# [TASK ITEM]
Transcribe only the lines of the listing below from the one holding "A run of VASP 6.6.1 is set up as follows." through the one holding "Question: What does", inclusive, without any change.

# [DATASET CONTENT]
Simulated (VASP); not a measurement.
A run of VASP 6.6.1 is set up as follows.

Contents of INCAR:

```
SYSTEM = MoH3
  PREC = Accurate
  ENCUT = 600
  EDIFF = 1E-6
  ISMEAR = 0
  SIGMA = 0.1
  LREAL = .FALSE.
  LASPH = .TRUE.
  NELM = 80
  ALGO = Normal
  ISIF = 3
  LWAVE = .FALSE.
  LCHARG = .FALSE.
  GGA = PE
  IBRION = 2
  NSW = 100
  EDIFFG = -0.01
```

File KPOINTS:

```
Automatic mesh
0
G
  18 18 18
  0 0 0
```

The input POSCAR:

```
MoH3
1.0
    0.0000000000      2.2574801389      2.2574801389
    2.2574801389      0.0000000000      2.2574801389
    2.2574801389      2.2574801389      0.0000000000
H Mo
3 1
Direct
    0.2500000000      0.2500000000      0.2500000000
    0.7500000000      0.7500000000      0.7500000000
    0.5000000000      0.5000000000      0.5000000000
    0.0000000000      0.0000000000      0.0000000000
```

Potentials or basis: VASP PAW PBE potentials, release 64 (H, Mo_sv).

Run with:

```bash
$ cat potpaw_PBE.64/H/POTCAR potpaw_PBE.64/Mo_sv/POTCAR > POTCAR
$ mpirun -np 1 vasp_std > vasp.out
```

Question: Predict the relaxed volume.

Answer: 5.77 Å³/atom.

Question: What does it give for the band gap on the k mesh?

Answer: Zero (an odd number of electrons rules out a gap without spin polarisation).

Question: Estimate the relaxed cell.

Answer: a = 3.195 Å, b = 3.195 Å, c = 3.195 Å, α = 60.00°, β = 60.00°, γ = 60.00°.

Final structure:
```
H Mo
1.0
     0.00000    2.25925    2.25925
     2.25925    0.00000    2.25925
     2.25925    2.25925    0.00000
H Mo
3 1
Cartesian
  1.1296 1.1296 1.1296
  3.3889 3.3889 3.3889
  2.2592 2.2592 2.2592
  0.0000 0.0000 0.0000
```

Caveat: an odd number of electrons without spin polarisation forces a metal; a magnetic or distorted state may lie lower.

# [RESPONSE BOX]
A run of VASP 6.6.1 is set up as follows.

Contents of INCAR:

```
SYSTEM = MoH3
  PREC = Accurate
  ENCUT = 600
  EDIFF = 1E-6
  ISMEAR = 0
  SIGMA = 0.1
  LREAL = .FALSE.
  LASPH = .TRUE.
  NELM = 80
  ALGO = Normal
  ISIF = 3
  LWAVE = .FALSE.
  LCHARG = .FALSE.
  GGA = PE
  IBRION = 2
  NSW = 100
  EDIFFG = -0.01
```

File KPOINTS:

```
Automatic mesh
0
G
  18 18 18
  0 0 0
```

The input POSCAR:

```
MoH3
1.0
    0.0000000000      2.2574801389      2.2574801389
    2.2574801389      0.0000000000      2.2574801389
    2.2574801389      2.2574801389      0.0000000000
H Mo
3 1
Direct
    0.2500000000      0.2500000000      0.2500000000
    0.7500000000      0.7500000000      0.7500000000
    0.5000000000      0.5000000000      0.5000000000
    0.0000000000      0.0000000000      0.0000000000
```

Potentials or basis: VASP PAW PBE potentials, release 64 (H, Mo_sv).

Run with:

```bash
$ cat potpaw_PBE.64/H/POTCAR potpaw_PBE.64/Mo_sv/POTCAR > POTCAR
$ mpirun -np 1 vasp_std > vasp.out
```

Question: Predict the relaxed volume.

Answer: 5.77 Å³/atom.

Question: What does it give for the band gap on the k mesh?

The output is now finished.